ACTIVITY: Only those lines running from the start of the listing below through the line that holds "0.02 | 71.09 |" are to be written out, exactly and in full.

——————

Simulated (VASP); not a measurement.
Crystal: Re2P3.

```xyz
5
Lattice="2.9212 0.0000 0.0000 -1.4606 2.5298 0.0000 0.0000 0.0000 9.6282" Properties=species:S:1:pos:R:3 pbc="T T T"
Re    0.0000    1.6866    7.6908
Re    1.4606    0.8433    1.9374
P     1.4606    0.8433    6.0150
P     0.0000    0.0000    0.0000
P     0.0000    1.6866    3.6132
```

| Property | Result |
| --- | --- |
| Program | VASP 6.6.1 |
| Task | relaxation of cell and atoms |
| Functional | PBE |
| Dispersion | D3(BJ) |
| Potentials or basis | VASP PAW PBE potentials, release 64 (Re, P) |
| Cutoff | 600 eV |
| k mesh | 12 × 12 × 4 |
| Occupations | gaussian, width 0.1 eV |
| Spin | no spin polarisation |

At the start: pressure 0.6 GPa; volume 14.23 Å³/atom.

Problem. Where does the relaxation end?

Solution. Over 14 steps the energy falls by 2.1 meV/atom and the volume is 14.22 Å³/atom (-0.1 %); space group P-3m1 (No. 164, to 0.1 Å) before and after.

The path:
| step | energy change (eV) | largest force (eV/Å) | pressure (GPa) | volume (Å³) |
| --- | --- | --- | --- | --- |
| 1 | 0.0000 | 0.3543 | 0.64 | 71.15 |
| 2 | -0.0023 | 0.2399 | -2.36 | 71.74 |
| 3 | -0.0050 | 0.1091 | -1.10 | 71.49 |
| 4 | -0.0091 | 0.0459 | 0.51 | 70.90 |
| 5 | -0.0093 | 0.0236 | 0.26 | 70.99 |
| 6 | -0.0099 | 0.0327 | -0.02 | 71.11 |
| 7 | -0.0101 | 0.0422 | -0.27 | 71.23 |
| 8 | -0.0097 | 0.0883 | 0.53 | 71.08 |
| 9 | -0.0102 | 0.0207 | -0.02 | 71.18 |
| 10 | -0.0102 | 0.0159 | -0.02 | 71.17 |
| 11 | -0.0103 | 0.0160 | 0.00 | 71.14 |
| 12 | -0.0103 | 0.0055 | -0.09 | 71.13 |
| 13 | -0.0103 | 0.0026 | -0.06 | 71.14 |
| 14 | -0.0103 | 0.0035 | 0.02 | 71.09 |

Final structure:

——————

RESPONSE BOX:
Simulated (VASP); not a measurement.
Crystal: Re2P3.

```xyz
5
Lattice="2.9212 0.0000 0.0000 -1.4606 2.5298 0.0000 0.0000 0.0000 9.6282" Properties=species:S:1:pos:R:3 pbc="T T T"
Re    0.0000    1.6866    7.6908
Re    1.4606    0.8433    1.9374
P     1.4606    0.8433    6.0150
P     0.0000    0.0000    0.0000
P     0.0000    1.6866    3.6132
```

| Property | Result |
| --- | --- |
| Program | VASP 6.6.1 |
| Task | relaxation of cell and atoms |
| Functional | PBE |
| Dispersion | D3(BJ) |
| Potentials or basis | VASP PAW PBE potentials, release 64 (Re, P) |
| Cutoff | 600 eV |
| k mesh | 12 × 12 × 4 |
| Occupations | gaussian, width 0.1 eV |
| Spin | no spin polarisation |

At the start: pressure 0.6 GPa; volume 14.23 Å³/atom.

Problem. Where does the relaxation end?

Solution. Over 14 steps the energy falls by 2.1 meV/atom and the volume is 14.22 Å³/atom (-0.1 %); space group P-3m1 (No. 164, to 0.1 Å) before and after.

The path:
| step | energy change (eV) | largest force (eV/Å) | pressure (GPa) | volume (Å³) |
| --- | --- | --- | --- | --- |
| 1 | 0.0000 | 0.3543 | 0.64 | 71.15 |
| 2 | -0.0023 | 0.2399 | -2.36 | 71.74 |
| 3 | -0.0050 | 0.1091 | -1.10 | 71.49 |
| 4 | -0.0091 | 0.0459 | 0.51 | 70.90 |
| 5 | -0.0093 | 0.0236 | 0.26 | 70.99 |
| 6 | -0.0099 | 0.0327 | -0.02 | 71.11 |
| 7 | -0.0101 | 0.0422 | -0.27 | 71.23 |
| 8 | -0.0097 | 0.0883 | 0.53 | 71.08 |
| 9 | -0.0102 | 0.0207 | -0.02 | 71.18 |
| 10 | -0.0102 | 0.0159 | -0.02 | 71.17 |
| 11 | -0.0103 | 0.0160 | 0.00 | 71.14 |
| 12 | -0.0103 | 0.0055 | -0.09 | 71.13 |
| 13 | -0.0103 | 0.0026 | -0.06 | 71.14 |
| 14 | -0.0103 | 0.0035 | 0.02 | 71.09 |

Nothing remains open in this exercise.